# [Work instruction]
Quote the entries below from the line with "Method: DFT PBE, scalar-relativistic, plane" through the line with "(3) Yes, bands", both ends included, and only those lines.

++++++++++
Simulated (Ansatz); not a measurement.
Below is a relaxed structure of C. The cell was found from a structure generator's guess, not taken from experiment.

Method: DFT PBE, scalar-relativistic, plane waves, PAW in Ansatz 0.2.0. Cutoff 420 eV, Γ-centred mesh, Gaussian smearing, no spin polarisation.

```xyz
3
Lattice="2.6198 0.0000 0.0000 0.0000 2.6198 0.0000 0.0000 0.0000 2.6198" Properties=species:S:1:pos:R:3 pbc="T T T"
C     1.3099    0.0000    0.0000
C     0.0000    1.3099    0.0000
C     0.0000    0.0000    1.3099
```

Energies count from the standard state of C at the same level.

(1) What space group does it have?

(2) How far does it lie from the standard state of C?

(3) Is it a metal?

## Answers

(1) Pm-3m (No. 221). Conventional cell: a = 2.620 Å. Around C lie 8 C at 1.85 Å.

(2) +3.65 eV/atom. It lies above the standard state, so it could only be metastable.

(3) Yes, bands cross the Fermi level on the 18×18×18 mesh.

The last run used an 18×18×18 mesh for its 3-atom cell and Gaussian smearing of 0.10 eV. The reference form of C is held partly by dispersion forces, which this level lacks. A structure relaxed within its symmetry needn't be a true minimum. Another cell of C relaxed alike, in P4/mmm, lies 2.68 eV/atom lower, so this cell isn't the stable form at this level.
++++++++++

# [Response box]
Method: DFT PBE, scalar-relativistic, plane waves, PAW in Ansatz 0.2.0. Cutoff 420 eV, Γ-centred mesh, Gaussian smearing, no spin polarisation.

```xyz
3
Lattice="2.6198 0.0000 0.0000 0.0000 2.6198 0.0000 0.0000 0.0000 2.6198" Properties=species:S:1:pos:R:3 pbc="T T T"
C     1.3099    0.0000    0.0000
C     0.0000    1.3099    0.0000
C     0.0000    0.0000    1.3099
```

Energies count from the standard state of C at the same level.

(1) What space group does it have?

(2) How far does it lie from the standard state of C?

(3) Is it a metal?

## Answers

(1) Pm-3m (No. 221). Conventional cell: a = 2.620 Å. Around C lie 8 C at 1.85 Å.

(2) +3.65 eV/atom. It lies above the standard state, so it could only be metastable.

(3) Yes, bands cross the Fermi level on the 18×18×18 mesh.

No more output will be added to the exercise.